• WORK ITEM:
Output exactly the lines below, starting with the line that has "Potentials or basis: VASP" and going on through the line that has "The pressure is", both included, and no other lines.

• DATA EXTRACTS:
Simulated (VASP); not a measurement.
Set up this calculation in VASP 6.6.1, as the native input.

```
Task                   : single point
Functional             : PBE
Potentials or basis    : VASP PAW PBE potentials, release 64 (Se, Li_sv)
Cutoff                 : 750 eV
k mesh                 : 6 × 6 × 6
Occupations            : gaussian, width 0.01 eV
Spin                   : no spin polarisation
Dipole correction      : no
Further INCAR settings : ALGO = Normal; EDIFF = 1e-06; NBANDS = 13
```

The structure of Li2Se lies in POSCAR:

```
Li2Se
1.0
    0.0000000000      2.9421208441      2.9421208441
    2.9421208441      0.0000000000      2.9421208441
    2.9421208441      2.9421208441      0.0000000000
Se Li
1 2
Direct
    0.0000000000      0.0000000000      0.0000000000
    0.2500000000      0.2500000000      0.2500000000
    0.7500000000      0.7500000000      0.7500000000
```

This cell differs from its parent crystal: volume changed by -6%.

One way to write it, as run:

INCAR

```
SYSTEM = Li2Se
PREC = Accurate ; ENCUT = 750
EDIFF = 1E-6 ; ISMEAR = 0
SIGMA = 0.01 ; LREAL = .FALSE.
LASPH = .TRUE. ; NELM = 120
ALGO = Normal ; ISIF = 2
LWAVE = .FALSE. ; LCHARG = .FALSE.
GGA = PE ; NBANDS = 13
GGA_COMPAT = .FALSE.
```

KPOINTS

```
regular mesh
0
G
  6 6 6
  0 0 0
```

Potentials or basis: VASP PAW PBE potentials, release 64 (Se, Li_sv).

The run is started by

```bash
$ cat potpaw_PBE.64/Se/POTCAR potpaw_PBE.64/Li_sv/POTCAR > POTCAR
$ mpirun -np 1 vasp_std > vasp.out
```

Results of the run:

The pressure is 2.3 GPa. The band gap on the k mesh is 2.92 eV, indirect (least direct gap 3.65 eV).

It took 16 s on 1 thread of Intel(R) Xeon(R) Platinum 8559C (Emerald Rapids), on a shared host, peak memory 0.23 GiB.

• RESULT:
Potentials or basis: VASP PAW PBE potentials, release 64 (Se, Li_sv).

The run is started by

```bash
$ cat potpaw_PBE.64/Se/POTCAR potpaw_PBE.64/Li_sv/POTCAR > POTCAR
$ mpirun -np 1 vasp_std > vasp.out
```

Results of the run:

The pressure is 2.3 GPa. The band gap on the k mesh is 2.92 eV, indirect (least direct gap 3.65 eV).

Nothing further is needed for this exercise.